▶ [REQUIRED ACTION] Output every entry exactly as written.

**** MATERIAL SHOWN ****
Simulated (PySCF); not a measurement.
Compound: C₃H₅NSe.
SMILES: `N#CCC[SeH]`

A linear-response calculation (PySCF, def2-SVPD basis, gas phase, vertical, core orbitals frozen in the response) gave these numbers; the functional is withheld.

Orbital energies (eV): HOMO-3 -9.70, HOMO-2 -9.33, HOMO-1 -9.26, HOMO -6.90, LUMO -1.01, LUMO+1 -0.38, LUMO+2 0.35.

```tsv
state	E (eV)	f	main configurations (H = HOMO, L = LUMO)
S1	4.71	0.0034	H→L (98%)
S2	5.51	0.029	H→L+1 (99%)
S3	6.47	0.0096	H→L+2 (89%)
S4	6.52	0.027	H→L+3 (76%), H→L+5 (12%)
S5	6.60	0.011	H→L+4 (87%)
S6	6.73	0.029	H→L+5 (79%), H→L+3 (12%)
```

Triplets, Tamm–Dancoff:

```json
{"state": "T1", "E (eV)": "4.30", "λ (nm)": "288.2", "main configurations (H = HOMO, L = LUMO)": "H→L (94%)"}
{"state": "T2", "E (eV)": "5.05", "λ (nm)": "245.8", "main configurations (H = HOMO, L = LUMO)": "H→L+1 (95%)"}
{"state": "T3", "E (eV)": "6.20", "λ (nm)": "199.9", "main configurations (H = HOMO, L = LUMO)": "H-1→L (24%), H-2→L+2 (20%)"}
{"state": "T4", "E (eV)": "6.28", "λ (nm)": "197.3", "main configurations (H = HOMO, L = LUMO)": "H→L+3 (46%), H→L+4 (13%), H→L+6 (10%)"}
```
****

▶ [EXERCISE OUTPUT]
Simulated (PySCF); not a measurement.
Compound: C₃H₅NSe.
SMILES: `N#CCC[SeH]`

A linear-response calculation (PySCF, def2-SVPD basis, gas phase, vertical, core orbitals frozen in the response) gave these numbers; the functional is withheld.

Orbital energies (eV): HOMO-3 -9.70, HOMO-2 -9.33, HOMO-1 -9.26, HOMO -6.90, LUMO -1.01, LUMO+1 -0.38, LUMO+2 0.35.

```tsv
state	E (eV)	f	main configurations (H = HOMO, L = LUMO)
S1	4.71	0.0034	H→L (98%)
S2	5.51	0.029	H→L+1 (99%)
S3	6.47	0.0096	H→L+2 (89%)
S4	6.52	0.027	H→L+3 (76%), H→L+5 (12%)
S5	6.60	0.011	H→L+4 (87%)
S6	6.73	0.029	H→L+5 (79%), H→L+3 (12%)
```

Triplets, Tamm–Dancoff:

```json
{"state": "T1", "E (eV)": "4.30", "λ (nm)": "288.2", "main configurations (H = HOMO, L = LUMO)": "H→L (94%)"}
{"state": "T2", "E (eV)": "5.05", "λ (nm)": "245.8", "main configurations (H = HOMO, L = LUMO)": "H→L+1 (95%)"}
{"state": "T3", "E (eV)": "6.20", "λ (nm)": "199.9", "main configurations (H = HOMO, L = LUMO)": "H-1→L (24%), H-2→L+2 (20%)"}
{"state": "T4", "E (eV)": "6.28", "λ (nm)": "197.3", "main configurations (H = HOMO, L = LUMO)": "H→L+3 (46%), H→L+4 (13%), H→L+6 (10%)"}
```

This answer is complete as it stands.